** Assigned task **
Your answer must be the lines of the entries below, exactly as written, from the first line through the line containing "Ansatz 0.2.0 |".

>>>>
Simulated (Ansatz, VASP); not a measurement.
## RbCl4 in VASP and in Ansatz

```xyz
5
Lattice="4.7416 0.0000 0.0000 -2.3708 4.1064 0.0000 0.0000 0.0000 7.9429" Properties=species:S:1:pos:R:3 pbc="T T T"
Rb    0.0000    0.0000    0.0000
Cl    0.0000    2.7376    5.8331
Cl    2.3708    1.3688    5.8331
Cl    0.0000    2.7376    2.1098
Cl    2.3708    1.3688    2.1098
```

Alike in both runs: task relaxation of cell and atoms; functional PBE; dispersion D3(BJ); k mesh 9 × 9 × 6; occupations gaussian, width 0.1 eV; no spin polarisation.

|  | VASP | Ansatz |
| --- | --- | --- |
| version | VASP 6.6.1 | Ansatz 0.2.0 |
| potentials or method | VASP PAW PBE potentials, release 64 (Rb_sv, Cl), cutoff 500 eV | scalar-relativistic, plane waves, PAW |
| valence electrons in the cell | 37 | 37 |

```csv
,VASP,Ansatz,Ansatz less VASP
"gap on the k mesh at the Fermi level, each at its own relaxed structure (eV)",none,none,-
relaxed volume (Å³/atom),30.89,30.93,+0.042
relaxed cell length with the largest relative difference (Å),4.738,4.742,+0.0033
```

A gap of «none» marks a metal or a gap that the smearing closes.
<<<<

** Task output **
Simulated (Ansatz, VASP); not a measurement.
## RbCl4 in VASP and in Ansatz

```xyz
5
Lattice="4.7416 0.0000 0.0000 -2.3708 4.1064 0.0000 0.0000 0.0000 7.9429" Properties=species:S:1:pos:R:3 pbc="T T T"
Rb    0.0000    0.0000    0.0000
Cl    0.0000    2.7376    5.8331
Cl    2.3708    1.3688    5.8331
Cl    0.0000    2.7376    2.1098
Cl    2.3708    1.3688    2.1098
```

Alike in both runs: task relaxation of cell and atoms; functional PBE; dispersion D3(BJ); k mesh 9 × 9 × 6; occupations gaussian, width 0.1 eV; no spin polarisation.

|  | VASP | Ansatz |
| --- | --- | --- |
| version | VASP 6.6.1 | Ansatz 0.2.0 |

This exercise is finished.